▸ REQUIREMENT
Write out every entry below word for word, leaving nothing out.

DATASET CONTENT START

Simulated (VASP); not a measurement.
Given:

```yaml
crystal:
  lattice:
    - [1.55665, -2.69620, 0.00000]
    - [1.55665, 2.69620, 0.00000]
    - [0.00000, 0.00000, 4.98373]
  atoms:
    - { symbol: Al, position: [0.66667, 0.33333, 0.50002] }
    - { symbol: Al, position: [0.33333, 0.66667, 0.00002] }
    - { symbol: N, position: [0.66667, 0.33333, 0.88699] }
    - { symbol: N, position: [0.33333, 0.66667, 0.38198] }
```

DATASET CONTENT END

▸ TASK SOLUTION
Simulated (VASP); not a measurement.
Given:

```yaml
crystal:
  lattice:
    - [1.55665, -2.69620, 0.00000]
    - [1.55665, 2.69620, 0.00000]
    - [0.00000, 0.00000, 4.98373]
  atoms:
    - { symbol: Al, position: [0.66667, 0.33333, 0.50002] }
    - { symbol: Al, position: [0.33333, 0.66667, 0.00002] }
    - { symbol: N, position: [0.66667, 0.33333, 0.88699] }
    - { symbol: N, position: [0.33333, 0.66667, 0.38198] }
```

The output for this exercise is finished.